• **Task item**:
Go through the entries and copy each one exactly. Leave none out.

BEGIN Supplied records
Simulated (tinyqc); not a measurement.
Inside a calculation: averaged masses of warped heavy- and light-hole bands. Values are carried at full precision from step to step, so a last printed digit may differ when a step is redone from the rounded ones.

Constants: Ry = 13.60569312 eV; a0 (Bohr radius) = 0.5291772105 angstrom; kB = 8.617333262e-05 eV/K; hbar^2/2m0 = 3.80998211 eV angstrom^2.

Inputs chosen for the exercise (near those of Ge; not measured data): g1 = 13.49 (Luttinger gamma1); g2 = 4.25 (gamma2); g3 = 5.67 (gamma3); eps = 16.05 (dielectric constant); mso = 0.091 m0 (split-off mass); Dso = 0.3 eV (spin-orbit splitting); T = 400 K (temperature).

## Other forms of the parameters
END Supplied records

• **Exercise response**:
Simulated (tinyqc); not a measurement.
Inside a calculation: averaged masses of warped heavy- and light-hole bands. Values are carried at full precision from step to step, so a last printed digit may differ when a step is redone from the rounded ones.

Constants: Ry = 13.60569312 eV; a0 (Bohr radius) = 0.5291772105 angstrom; kB = 8.617333262e-05 eV/K; hbar^2/2m0 = 3.80998211 eV angstrom^2.

Inputs chosen for the exercise (near those of Ge; not measured data): g1 = 13.49 (Luttinger gamma1); g2 = 4.25 (gamma2); g3 = 5.67 (gamma3); eps = 16.05 (dielectric constant); mso = 0.091 m0 (split-off mass); Dso = 0.3 eV (spin-orbit splitting); T = 400 K (temperature).

## Other forms of the parameters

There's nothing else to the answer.